= Beginning of Section =

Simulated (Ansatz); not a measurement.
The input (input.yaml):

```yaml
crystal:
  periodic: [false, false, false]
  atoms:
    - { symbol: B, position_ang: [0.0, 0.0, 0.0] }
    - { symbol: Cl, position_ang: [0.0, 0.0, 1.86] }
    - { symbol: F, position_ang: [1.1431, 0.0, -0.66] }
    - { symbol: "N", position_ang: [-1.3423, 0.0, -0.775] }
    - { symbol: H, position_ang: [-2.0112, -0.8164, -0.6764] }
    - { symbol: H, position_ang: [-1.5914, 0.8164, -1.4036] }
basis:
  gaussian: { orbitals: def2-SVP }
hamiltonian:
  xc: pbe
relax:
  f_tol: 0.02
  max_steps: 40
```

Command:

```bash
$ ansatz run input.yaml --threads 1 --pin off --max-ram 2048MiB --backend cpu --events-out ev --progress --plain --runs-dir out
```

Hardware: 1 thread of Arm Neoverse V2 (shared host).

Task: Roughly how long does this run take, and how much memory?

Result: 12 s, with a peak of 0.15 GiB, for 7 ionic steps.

= End of Section =

◆ Work instruction
Could you reproduce every record above exactly as it appears?

◆ Problem solution
Simulated (Ansatz); not a measurement.
The input (input.yaml):

```yaml
crystal:
  periodic: [false, false, false]
  atoms:
    - { symbol: B, position_ang: [0.0, 0.0, 0.0] }
    - { symbol: Cl, position_ang: [0.0, 0.0, 1.86] }
    - { symbol: F, position_ang: [1.1431, 0.0, -0.66] }
    - { symbol: "N", position_ang: [-1.3423, 0.0, -0.775] }
    - { symbol: H, position_ang: [-2.0112, -0.8164, -0.6764] }
    - { symbol: H, position_ang: [-1.5914, 0.8164, -1.4036] }
basis:
  gaussian: { orbitals: def2-SVP }
hamiltonian:
  xc: pbe
relax:
  f_tol: 0.02
  max_steps: 40
```

Command:

```bash
$ ansatz run input.yaml --threads 1 --pin off --max-ram 2048MiB --backend cpu --events-out ev --progress --plain --runs-dir out
```

Hardware: 1 thread of Arm Neoverse V2 (shared host).

Task: Roughly how long does this run take, and how much memory?

Result: 12 s, with a peak of 0.15 GiB, for 7 ionic steps.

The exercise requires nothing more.